_____

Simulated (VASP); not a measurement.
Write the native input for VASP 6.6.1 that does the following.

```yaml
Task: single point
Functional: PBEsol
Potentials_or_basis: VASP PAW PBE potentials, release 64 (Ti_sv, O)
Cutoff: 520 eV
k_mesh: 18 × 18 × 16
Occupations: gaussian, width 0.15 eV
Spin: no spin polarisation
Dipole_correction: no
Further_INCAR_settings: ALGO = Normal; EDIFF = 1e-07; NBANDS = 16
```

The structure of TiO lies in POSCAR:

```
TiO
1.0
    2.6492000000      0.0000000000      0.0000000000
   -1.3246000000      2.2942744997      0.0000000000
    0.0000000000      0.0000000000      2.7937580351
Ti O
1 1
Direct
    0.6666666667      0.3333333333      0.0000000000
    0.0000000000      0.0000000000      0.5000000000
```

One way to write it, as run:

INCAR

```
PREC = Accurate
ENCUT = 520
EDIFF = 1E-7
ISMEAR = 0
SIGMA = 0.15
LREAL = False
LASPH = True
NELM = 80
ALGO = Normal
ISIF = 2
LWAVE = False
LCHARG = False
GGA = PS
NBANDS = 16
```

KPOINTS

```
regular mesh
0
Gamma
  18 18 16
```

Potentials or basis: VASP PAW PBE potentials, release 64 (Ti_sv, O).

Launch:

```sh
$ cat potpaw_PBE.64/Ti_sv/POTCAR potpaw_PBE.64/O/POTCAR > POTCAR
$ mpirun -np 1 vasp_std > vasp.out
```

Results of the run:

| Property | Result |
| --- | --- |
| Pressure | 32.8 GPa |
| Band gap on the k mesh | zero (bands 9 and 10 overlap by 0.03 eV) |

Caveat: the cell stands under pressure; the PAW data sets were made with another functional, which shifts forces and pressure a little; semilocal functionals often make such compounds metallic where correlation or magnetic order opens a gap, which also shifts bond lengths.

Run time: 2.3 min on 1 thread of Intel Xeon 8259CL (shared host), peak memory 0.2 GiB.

_____

Print the records verbatim, stopping after the "by 0.03 eV) |" line.

Simulated (VASP); not a measurement.
Write the native input for VASP 6.6.1 that does the following.

```yaml
Task: single point
Functional: PBEsol
Potentials_or_basis: VASP PAW PBE potentials, release 64 (Ti_sv, O)
Cutoff: 520 eV
k_mesh: 18 × 18 × 16
Occupations: gaussian, width 0.15 eV
Spin: no spin polarisation
Dipole_correction: no
Further_INCAR_settings: ALGO = Normal; EDIFF = 1e-07; NBANDS = 16
```

The structure of TiO lies in POSCAR:

```
TiO
1.0
    2.6492000000      0.0000000000      0.0000000000
   -1.3246000000      2.2942744997      0.0000000000
    0.0000000000      0.0000000000      2.7937580351
Ti O
1 1
Direct
    0.6666666667      0.3333333333      0.0000000000
    0.0000000000      0.0000000000      0.5000000000
```

One way to write it, as run:

INCAR

```
PREC = Accurate
ENCUT = 520
EDIFF = 1E-7
ISMEAR = 0
SIGMA = 0.15
LREAL = False
LASPH = True
NELM = 80
ALGO = Normal
ISIF = 2
LWAVE = False
LCHARG = False
GGA = PS
NBANDS = 16
```

KPOINTS

```
regular mesh
0
Gamma
  18 18 16
```

Potentials or basis: VASP PAW PBE potentials, release 64 (Ti_sv, O).

Launch:

```sh
$ cat potpaw_PBE.64/Ti_sv/POTCAR potpaw_PBE.64/O/POTCAR > POTCAR
$ mpirun -np 1 vasp_std > vasp.out
```

Results of the run:

| Property | Result |
| --- | --- |
| Pressure | 32.8 GPa |
| Band gap on the k mesh | zero (bands 9 and 10 overlap by 0.03 eV) |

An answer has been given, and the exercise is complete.